Could you reproduce, word for word, everything below from the line containing "Simulated rotational absorption" down to the line containing "Answer: Structure B, C₂H₆O₃S, SMILES", with both of those lines included and no others?

| MATERIAL SHOWN |
== Segment start ==
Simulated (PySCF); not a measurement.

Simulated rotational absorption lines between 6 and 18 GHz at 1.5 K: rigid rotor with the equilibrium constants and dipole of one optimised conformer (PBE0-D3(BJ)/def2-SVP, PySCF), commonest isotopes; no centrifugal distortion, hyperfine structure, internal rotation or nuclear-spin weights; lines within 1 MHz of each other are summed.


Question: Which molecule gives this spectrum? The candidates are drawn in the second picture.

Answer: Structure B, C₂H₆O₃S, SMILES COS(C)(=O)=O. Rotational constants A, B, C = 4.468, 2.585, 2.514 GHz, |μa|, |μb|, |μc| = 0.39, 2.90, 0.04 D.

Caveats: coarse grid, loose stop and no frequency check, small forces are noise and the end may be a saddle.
== Segment end ==

| WRITTEN RESPONSE |
Simulated rotational absorption lines between 6 and 18 GHz at 1.5 K: rigid rotor with the equilibrium constants and dipole of one optimised conformer (PBE0-D3(BJ)/def2-SVP, PySCF), commonest isotopes; no centrifugal distortion, hyperfine structure, internal rotation or nuclear-spin weights; lines within 1 MHz of each other are summed.


Question: Which molecule gives this spectrum? The candidates are drawn in the second picture.

Answer: Structure B, C₂H₆O₃S, SMILES COS(C)(=O)=O. Rotational constants A, B, C = 4.468, 2.585, 2.514 GHz, |μa|, |μb|, |μc| = 0.39, 2.90, 0.04 D.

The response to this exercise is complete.